ACTION ITEM: Below are some records. Reproduce them exactly from their first line through the line with "(3) 0.2 GPa.", inclusive.

....

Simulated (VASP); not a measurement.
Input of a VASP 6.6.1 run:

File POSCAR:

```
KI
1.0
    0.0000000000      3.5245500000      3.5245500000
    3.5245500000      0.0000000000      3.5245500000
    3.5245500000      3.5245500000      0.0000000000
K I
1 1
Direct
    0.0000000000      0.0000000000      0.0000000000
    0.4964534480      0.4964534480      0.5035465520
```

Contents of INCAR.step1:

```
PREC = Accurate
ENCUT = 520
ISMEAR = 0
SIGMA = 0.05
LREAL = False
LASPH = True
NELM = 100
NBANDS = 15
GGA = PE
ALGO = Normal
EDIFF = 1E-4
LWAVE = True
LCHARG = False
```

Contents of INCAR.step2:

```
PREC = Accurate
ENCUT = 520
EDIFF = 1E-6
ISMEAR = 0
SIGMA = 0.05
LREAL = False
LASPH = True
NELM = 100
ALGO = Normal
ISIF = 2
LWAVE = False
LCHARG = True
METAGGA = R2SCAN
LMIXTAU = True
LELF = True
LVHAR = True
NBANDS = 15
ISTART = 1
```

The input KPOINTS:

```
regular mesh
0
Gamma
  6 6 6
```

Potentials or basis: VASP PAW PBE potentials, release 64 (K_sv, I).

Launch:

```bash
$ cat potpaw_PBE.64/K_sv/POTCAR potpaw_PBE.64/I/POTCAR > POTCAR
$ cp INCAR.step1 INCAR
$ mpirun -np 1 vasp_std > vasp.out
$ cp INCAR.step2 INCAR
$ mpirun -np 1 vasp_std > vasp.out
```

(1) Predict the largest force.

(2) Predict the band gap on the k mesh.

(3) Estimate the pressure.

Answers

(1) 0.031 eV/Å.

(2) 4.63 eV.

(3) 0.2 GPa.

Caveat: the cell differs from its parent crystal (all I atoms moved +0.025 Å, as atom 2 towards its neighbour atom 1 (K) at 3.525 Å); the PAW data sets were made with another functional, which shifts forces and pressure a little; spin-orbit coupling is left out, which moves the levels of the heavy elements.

....

EXERCISE RESPONSE:
Simulated (VASP); not a measurement.
Input of a VASP 6.6.1 run:

File POSCAR:

```
KI
1.0
    0.0000000000      3.5245500000      3.5245500000
    3.5245500000      0.0000000000      3.5245500000
    3.5245500000      3.5245500000      0.0000000000
K I
1 1
Direct
    0.0000000000      0.0000000000      0.0000000000
    0.4964534480      0.4964534480      0.5035465520
```

Contents of INCAR.step1:

```
PREC = Accurate
ENCUT = 520
ISMEAR = 0
SIGMA = 0.05
LREAL = False
LASPH = True
NELM = 100
NBANDS = 15
GGA = PE
ALGO = Normal
EDIFF = 1E-4
LWAVE = True
LCHARG = False
```

Contents of INCAR.step2:

```
PREC = Accurate
ENCUT = 520
EDIFF = 1E-6
ISMEAR = 0
SIGMA = 0.05
LREAL = False
LASPH = True
NELM = 100
ALGO = Normal
ISIF = 2
LWAVE = False
LCHARG = True
METAGGA = R2SCAN
LMIXTAU = True
LELF = True
LVHAR = True
NBANDS = 15
ISTART = 1
```

The input KPOINTS:

```
regular mesh
0
Gamma
  6 6 6
```

Potentials or basis: VASP PAW PBE potentials, release 64 (K_sv, I).

Launch:

```bash
$ cat potpaw_PBE.64/K_sv/POTCAR potpaw_PBE.64/I/POTCAR > POTCAR
$ cp INCAR.step1 INCAR
$ mpirun -np 1 vasp_std > vasp.out
$ cp INCAR.step2 INCAR
$ mpirun -np 1 vasp_std > vasp.out
```

(1) Predict the largest force.

(2) Predict the band gap on the k mesh.

(3) Estimate the pressure.

Answers

(1) 0.031 eV/Å.

(2) 4.63 eV.

(3) 0.2 GPa.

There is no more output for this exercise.